────────────────────────────────────────

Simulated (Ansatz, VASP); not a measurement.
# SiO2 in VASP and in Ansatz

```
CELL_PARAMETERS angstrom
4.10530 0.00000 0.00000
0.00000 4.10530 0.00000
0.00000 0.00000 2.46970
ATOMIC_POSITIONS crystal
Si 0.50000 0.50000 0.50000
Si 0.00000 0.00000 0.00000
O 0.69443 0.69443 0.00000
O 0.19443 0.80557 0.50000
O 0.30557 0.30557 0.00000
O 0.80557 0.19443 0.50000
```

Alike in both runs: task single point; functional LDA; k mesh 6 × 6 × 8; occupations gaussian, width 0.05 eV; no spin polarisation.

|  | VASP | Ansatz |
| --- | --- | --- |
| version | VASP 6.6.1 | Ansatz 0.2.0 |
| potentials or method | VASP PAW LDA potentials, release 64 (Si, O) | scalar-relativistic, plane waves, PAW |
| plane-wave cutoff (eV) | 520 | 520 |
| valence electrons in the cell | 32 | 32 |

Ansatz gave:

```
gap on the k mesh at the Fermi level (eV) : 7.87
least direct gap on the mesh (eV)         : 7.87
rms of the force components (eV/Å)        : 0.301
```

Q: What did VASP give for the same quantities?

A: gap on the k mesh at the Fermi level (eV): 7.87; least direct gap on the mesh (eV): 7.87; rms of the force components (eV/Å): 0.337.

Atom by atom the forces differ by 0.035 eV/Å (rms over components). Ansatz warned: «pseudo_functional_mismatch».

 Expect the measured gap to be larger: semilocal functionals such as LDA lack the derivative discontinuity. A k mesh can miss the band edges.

────────────────────────────────────────

Required action
Lines from the start of the material above through the line containing "A: gap on the" are to be duplicated exactly, and only those.

Answer section
Simulated (Ansatz, VASP); not a measurement.
# SiO2 in VASP and in Ansatz

```
CELL_PARAMETERS angstrom
4.10530 0.00000 0.00000
0.00000 4.10530 0.00000
0.00000 0.00000 2.46970
ATOMIC_POSITIONS crystal
Si 0.50000 0.50000 0.50000
Si 0.00000 0.00000 0.00000
O 0.69443 0.69443 0.00000
O 0.19443 0.80557 0.50000
O 0.30557 0.30557 0.00000
O 0.80557 0.19443 0.50000
```

Alike in both runs: task single point; functional LDA; k mesh 6 × 6 × 8; occupations gaussian, width 0.05 eV; no spin polarisation.

|  | VASP | Ansatz |
| --- | --- | --- |
| version | VASP 6.6.1 | Ansatz 0.2.0 |
| potentials or method | VASP PAW LDA potentials, release 64 (Si, O) | scalar-relativistic, plane waves, PAW |
| plane-wave cutoff (eV) | 520 | 520 |
| valence electrons in the cell | 32 | 32 |

Ansatz gave:

```
gap on the k mesh at the Fermi level (eV) : 7.87
least direct gap on the mesh (eV)         : 7.87
rms of the force components (eV/Å)        : 0.301
```

Q: What did VASP give for the same quantities?

A: gap on the k mesh at the Fermi level (eV): 7.87; least direct gap on the mesh (eV): 7.87; rms of the force components (eV/Å): 0.337.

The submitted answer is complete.